• [Required action]:
Consider the listing below. Extract exactly the lines from the line containing "Geometry: B3LYP-D3(BJ)/6-311G**." to the line containing "Q: Describe the electrostatic potential map.", both included.

※ ※ ※
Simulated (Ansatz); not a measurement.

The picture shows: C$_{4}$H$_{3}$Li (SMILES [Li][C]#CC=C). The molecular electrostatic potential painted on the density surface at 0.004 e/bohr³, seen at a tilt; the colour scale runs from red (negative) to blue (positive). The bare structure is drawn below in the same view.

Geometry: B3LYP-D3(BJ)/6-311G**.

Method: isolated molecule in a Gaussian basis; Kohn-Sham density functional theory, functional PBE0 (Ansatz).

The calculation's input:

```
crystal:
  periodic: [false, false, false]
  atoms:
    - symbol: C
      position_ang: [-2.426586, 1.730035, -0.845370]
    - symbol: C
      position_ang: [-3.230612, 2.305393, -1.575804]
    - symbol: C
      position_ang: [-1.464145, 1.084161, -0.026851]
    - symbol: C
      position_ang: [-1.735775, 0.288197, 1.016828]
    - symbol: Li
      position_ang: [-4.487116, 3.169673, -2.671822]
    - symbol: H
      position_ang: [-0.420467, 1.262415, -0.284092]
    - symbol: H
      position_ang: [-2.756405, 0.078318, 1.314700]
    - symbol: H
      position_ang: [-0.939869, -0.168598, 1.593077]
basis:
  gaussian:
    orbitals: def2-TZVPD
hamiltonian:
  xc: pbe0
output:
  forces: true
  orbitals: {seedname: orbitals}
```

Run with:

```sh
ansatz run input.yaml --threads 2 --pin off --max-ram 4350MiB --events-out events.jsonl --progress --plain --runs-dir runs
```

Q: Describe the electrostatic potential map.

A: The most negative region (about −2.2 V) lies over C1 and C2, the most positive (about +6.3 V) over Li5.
※ ※ ※

• [Written answer]:
Geometry: B3LYP-D3(BJ)/6-311G**.

Method: isolated molecule in a Gaussian basis; Kohn-Sham density functional theory, functional PBE0 (Ansatz).

The calculation's input:

```
crystal:
  periodic: [false, false, false]
  atoms:
    - symbol: C
      position_ang: [-2.426586, 1.730035, -0.845370]
    - symbol: C
      position_ang: [-3.230612, 2.305393, -1.575804]
    - symbol: C
      position_ang: [-1.464145, 1.084161, -0.026851]
    - symbol: C
      position_ang: [-1.735775, 0.288197, 1.016828]
    - symbol: Li
      position_ang: [-4.487116, 3.169673, -2.671822]
    - symbol: H
      position_ang: [-0.420467, 1.262415, -0.284092]
    - symbol: H
      position_ang: [-2.756405, 0.078318, 1.314700]
    - symbol: H
      position_ang: [-0.939869, -0.168598, 1.593077]
basis:
  gaussian:
    orbitals: def2-TZVPD
hamiltonian:
  xc: pbe0
output:
  forces: true
  orbitals: {seedname: orbitals}
```

Run with:

```sh
ansatz run input.yaml --threads 2 --pin off --max-ram 4350MiB --events-out events.jsonl --progress --plain --runs-dir runs
```

Q: Describe the electrostatic potential map.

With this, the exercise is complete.